When the line with "These are simulated" appears below, start repeating lines exactly, and keep going through the line with "memory 0.12 GiB."; add nothing outside that span.

===============

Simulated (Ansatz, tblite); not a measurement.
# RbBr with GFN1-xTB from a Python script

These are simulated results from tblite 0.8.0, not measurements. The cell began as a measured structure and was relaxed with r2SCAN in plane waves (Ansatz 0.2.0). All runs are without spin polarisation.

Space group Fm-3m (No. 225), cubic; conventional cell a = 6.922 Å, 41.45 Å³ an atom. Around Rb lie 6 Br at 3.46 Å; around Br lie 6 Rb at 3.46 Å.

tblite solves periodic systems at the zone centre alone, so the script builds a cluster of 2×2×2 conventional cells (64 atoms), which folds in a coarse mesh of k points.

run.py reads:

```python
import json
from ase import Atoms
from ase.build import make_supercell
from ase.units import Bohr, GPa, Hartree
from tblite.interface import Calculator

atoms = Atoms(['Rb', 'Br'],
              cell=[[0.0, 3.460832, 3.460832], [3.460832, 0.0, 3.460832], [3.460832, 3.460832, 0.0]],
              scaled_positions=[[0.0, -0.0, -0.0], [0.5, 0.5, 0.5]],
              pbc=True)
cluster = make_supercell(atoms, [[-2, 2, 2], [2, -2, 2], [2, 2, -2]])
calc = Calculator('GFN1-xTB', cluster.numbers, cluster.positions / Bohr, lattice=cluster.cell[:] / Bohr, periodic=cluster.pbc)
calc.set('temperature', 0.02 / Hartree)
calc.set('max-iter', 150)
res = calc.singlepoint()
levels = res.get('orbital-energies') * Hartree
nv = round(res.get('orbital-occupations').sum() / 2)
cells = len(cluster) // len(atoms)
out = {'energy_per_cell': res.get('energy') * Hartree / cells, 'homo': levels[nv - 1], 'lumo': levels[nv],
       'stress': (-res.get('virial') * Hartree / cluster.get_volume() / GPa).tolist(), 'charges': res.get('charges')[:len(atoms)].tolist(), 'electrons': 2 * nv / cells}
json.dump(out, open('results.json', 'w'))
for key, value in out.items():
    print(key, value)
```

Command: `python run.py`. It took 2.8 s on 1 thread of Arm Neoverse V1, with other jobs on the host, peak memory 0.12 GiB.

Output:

===============

**Exercise result:**
These are simulated results from tblite 0.8.0, not measurements. The cell began as a measured structure and was relaxed with r2SCAN in plane waves (Ansatz 0.2.0). All runs are without spin polarisation.

Space group Fm-3m (No. 225), cubic; conventional cell a = 6.922 Å, 41.45 Å³ an atom. Around Rb lie 6 Br at 3.46 Å; around Br lie 6 Rb at 3.46 Å.

tblite solves periodic systems at the zone centre alone, so the script builds a cluster of 2×2×2 conventional cells (64 atoms), which folds in a coarse mesh of k points.

run.py reads:

```python
import json
from ase import Atoms
from ase.build import make_supercell
from ase.units import Bohr, GPa, Hartree
from tblite.interface import Calculator

atoms = Atoms(['Rb', 'Br'],
              cell=[[0.0, 3.460832, 3.460832], [3.460832, 0.0, 3.460832], [3.460832, 3.460832, 0.0]],
              scaled_positions=[[0.0, -0.0, -0.0], [0.5, 0.5, 0.5]],
              pbc=True)
cluster = make_supercell(atoms, [[-2, 2, 2], [2, -2, 2], [2, 2, -2]])
calc = Calculator('GFN1-xTB', cluster.numbers, cluster.positions / Bohr, lattice=cluster.cell[:] / Bohr, periodic=cluster.pbc)
calc.set('temperature', 0.02 / Hartree)
calc.set('max-iter', 150)
res = calc.singlepoint()
levels = res.get('orbital-energies') * Hartree
nv = round(res.get('orbital-occupations').sum() / 2)
cells = len(cluster) // len(atoms)
out = {'energy_per_cell': res.get('energy') * Hartree / cells, 'homo': levels[nv - 1], 'lumo': levels[nv],
       'stress': (-res.get('virial') * Hartree / cluster.get_volume() / GPa).tolist(), 'charges': res.get('charges')[:len(atoms)].tolist(), 'electrons': 2 * nv / cells}
json.dump(out, open('results.json', 'w'))
for key, value in out.items():
    print(key, value)
```

Command: `python run.py`. It took 2.8 s on 1 thread of Arm Neoverse V1, with other jobs on the host, peak memory 0.12 GiB.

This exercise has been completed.